* [Record set]:
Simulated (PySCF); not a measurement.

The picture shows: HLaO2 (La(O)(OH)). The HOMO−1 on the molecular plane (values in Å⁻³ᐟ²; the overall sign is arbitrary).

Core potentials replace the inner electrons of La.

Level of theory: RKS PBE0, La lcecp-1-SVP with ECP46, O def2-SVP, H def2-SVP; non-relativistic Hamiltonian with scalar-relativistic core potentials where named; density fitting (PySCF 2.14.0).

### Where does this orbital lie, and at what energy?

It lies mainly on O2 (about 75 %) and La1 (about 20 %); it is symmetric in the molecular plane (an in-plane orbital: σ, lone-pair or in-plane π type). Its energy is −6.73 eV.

* [Required action]:
Please transcribe the full listing exactly, down to the last line.

* [Answer area]:
Simulated (PySCF); not a measurement.

The picture shows: HLaO2 (La(O)(OH)). The HOMO−1 on the molecular plane (values in Å⁻³ᐟ²; the overall sign is arbitrary).

Core potentials replace the inner electrons of La.

Level of theory: RKS PBE0, La lcecp-1-SVP with ECP46, O def2-SVP, H def2-SVP; non-relativistic Hamiltonian with scalar-relativistic core potentials where named; density fitting (PySCF 2.14.0).

### Where does this orbital lie, and at what energy?

It lies mainly on O2 (about 75 %) and La1 (about 20 %); it is symmetric in the molecular plane (an in-plane orbital: σ, lone-pair or in-plane π type). Its energy is −6.73 eV.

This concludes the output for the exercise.